#####

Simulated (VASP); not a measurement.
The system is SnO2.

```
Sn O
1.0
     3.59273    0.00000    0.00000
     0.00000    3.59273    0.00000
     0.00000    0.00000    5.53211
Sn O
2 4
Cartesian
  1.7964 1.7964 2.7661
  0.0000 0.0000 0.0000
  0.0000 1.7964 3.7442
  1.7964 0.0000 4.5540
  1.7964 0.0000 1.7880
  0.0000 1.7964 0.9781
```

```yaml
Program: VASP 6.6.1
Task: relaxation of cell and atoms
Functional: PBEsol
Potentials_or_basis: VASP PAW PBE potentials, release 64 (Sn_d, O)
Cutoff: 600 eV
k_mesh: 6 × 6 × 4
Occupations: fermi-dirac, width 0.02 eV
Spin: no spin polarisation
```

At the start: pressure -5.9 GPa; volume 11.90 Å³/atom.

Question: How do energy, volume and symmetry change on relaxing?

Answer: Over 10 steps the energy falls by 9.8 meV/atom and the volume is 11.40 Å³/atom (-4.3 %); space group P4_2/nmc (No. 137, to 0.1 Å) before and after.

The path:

#####

● Action item: Reproduce the entries above exactly, but only the lines between the line holding "At the start: pressure" and the line holding "Answer: Over 10", inclusive.

● Answer area:
At the start: pressure -5.9 GPa; volume 11.90 Å³/atom.

Question: How do energy, volume and symmetry change on relaxing?

Answer: Over 10 steps the energy falls by 9.8 meV/atom and the volume is 11.40 Å³/atom (-4.3 %); space group P4_2/nmc (No. 137, to 0.1 Å) before and after.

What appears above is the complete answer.